GIVEN INFORMATION Start Marker

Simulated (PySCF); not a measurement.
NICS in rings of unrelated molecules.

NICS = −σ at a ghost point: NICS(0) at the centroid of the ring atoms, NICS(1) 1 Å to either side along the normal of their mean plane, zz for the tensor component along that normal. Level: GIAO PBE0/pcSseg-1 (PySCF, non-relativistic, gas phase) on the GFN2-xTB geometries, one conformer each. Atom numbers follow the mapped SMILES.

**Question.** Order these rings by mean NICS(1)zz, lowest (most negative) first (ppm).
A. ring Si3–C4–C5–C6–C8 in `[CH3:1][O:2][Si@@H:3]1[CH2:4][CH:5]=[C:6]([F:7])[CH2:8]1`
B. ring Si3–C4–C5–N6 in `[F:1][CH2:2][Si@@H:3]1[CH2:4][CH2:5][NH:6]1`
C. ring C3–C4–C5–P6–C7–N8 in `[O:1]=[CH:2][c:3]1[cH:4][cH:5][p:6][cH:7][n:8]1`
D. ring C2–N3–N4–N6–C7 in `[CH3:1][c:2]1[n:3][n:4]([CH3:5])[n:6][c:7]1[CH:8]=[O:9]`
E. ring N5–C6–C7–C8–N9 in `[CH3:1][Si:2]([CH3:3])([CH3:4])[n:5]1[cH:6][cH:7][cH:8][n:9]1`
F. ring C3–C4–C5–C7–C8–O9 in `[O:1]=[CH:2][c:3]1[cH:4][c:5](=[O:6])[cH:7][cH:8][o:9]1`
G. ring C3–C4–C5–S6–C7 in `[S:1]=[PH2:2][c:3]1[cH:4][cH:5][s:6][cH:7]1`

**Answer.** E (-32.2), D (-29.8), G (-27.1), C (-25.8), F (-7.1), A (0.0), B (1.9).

GIVEN INFORMATION End Marker

== TASK ITEM ==
From the first line to the last, return the listing exactly.

== EXERCISE SOLUTION ==
Simulated (PySCF); not a measurement.
NICS in rings of unrelated molecules.

NICS = −σ at a ghost point: NICS(0) at the centroid of the ring atoms, NICS(1) 1 Å to either side along the normal of their mean plane, zz for the tensor component along that normal. Level: GIAO PBE0/pcSseg-1 (PySCF, non-relativistic, gas phase) on the GFN2-xTB geometries, one conformer each. Atom numbers follow the mapped SMILES.

**Question.** Order these rings by mean NICS(1)zz, lowest (most negative) first (ppm).
A. ring Si3–C4–C5–C6–C8 in `[CH3:1][O:2][Si@@H:3]1[CH2:4][CH:5]=[C:6]([F:7])[CH2:8]1`
B. ring Si3–C4–C5–N6 in `[F:1][CH2:2][Si@@H:3]1[CH2:4][CH2:5][NH:6]1`
C. ring C3–C4–C5–P6–C7–N8 in `[O:1]=[CH:2][c:3]1[cH:4][cH:5][p:6][cH:7][n:8]1`
D. ring C2–N3–N4–N6–C7 in `[CH3:1][c:2]1[n:3][n:4]([CH3:5])[n:6][c:7]1[CH:8]=[O:9]`
E. ring N5–C6–C7–C8–N9 in `[CH3:1][Si:2]([CH3:3])([CH3:4])[n:5]1[cH:6][cH:7][cH:8][n:9]1`
F. ring C3–C4–C5–C7–C8–O9 in `[O:1]=[CH:2][c:3]1[cH:4][c:5](=[O:6])[cH:7][cH:8][o:9]1`
G. ring C3–C4–C5–S6–C7 in `[S:1]=[PH2:2][c:3]1[cH:4][cH:5][s:6][cH:7]1`

**Answer.** E (-32.2), D (-29.8), G (-27.1), C (-25.8), F (-7.1), A (0.0), B (1.9).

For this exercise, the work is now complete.